Required action: Start with the first line of the records below. Output each line exactly, ending with the one that contains "1.5190 | 0.0000 |".

Entries supplied:
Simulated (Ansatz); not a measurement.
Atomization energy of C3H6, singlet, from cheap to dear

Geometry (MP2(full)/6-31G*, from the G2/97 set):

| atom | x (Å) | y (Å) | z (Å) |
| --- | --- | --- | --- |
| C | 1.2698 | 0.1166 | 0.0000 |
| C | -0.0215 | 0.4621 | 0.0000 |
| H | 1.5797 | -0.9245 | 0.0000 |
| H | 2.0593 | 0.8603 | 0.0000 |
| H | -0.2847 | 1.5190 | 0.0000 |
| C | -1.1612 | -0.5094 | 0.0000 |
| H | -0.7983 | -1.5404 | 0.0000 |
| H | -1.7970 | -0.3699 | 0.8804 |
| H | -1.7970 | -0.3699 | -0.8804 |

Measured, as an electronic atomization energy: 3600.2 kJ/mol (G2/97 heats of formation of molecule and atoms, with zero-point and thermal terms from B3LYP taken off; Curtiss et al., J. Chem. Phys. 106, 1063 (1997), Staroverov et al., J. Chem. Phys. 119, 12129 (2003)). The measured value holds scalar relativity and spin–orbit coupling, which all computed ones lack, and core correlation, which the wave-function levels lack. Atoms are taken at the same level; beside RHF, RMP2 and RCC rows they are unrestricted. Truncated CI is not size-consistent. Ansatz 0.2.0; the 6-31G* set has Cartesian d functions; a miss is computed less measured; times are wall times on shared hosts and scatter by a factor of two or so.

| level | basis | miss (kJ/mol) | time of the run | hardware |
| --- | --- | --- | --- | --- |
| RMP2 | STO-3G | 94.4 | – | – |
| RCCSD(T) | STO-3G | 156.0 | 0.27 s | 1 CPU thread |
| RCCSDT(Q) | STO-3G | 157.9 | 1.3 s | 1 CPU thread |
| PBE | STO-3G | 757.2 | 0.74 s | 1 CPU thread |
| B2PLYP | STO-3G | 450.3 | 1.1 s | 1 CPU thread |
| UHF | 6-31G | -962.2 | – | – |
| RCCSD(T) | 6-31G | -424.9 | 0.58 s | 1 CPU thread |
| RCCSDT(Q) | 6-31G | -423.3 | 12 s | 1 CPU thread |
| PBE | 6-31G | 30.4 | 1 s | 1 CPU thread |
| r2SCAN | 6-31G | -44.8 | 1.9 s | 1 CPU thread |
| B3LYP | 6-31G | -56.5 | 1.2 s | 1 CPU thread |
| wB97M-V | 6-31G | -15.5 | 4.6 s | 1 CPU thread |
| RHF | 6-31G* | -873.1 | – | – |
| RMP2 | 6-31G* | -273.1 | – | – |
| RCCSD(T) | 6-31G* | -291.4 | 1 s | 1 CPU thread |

Written solution:
Simulated (Ansatz); not a measurement.
Atomization energy of C3H6, singlet, from cheap to dear

Geometry (MP2(full)/6-31G*, from the G2/97 set):

| atom | x (Å) | y (Å) | z (Å) |
| --- | --- | --- | --- |
| C | 1.2698 | 0.1166 | 0.0000 |
| C | -0.0215 | 0.4621 | 0.0000 |
| H | 1.5797 | -0.9245 | 0.0000 |
| H | 2.0593 | 0.8603 | 0.0000 |
| H | -0.2847 | 1.5190 | 0.0000 |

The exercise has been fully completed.